..........
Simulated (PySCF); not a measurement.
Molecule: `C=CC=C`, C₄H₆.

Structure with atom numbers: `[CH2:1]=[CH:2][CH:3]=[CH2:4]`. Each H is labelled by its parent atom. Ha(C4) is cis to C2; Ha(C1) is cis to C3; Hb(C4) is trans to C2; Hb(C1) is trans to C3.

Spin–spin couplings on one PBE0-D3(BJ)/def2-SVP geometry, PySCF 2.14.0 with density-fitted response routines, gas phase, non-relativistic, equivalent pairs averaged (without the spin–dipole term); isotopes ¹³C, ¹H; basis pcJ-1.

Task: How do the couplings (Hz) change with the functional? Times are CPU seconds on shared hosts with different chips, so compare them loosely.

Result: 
..........

Copy out only the lines running from the beginning of the data to the line with "Task: How do", both ends included.

EXERCISE OUTPUT -
Simulated (PySCF); not a measurement.
Molecule: `C=CC=C`, C₄H₆.

Structure with atom numbers: `[CH2:1]=[CH:2][CH:3]=[CH2:4]`. Each H is labelled by its parent atom. Ha(C4) is cis to C2; Ha(C1) is cis to C3; Hb(C4) is trans to C2; Hb(C1) is trans to C3.

Spin–spin couplings on one PBE0-D3(BJ)/def2-SVP geometry, PySCF 2.14.0 with density-fitted response routines, gas phase, non-relativistic, equivalent pairs averaged (without the spin–dipole term); isotopes ¹³C, ¹H; basis pcJ-1.

Task: How do the couplings (Hz) change with the functional? Times are CPU seconds on shared hosts with different chips, so compare them loosely.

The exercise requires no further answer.